§ Work instruction: Only the lines from the beginning of the data below through the line that contains "All values are" should be repeated, exactly as written.

─── Input data ───

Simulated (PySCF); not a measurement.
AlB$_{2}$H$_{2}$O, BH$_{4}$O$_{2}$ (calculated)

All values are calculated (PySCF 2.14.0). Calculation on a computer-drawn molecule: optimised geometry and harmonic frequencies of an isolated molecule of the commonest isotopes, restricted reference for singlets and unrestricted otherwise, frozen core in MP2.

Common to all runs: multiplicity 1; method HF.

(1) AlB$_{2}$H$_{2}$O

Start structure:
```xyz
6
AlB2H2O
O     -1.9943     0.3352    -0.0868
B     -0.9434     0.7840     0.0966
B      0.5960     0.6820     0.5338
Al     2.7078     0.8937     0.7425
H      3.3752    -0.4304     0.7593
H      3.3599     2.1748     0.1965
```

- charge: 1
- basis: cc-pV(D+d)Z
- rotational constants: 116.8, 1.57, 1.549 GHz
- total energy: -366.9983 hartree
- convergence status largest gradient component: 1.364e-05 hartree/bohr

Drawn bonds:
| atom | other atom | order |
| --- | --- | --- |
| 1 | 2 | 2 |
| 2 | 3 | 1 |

───

§ Answer area:
Simulated (PySCF); not a measurement.
AlB$_{2}$H$_{2}$O, BH$_{4}$O$_{2}$ (calculated)

All values are calculated (PySCF 2.14.0). Calculation on a computer-drawn molecule: optimised geometry and harmonic frequencies of an isolated molecule of the commonest isotopes, restricted reference for singlets and unrestricted otherwise, frozen core in MP2.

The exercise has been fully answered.